Provided material:
= = =

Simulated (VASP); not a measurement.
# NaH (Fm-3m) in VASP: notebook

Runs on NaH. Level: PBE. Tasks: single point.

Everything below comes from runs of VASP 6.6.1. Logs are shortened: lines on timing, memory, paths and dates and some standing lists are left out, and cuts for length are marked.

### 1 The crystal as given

= = =

Work task: From the first record to the last, print each one exactly.

Answer area:
Simulated (VASP); not a measurement.
# NaH (Fm-3m) in VASP: notebook

Runs on NaH. Level: PBE. Tasks: single point.

Everything below comes from runs of VASP 6.6.1. Logs are shortened: lines on timing, memory, paths and dates and some standing lists are left out, and cuts for length are marked.

### 1 The crystal as given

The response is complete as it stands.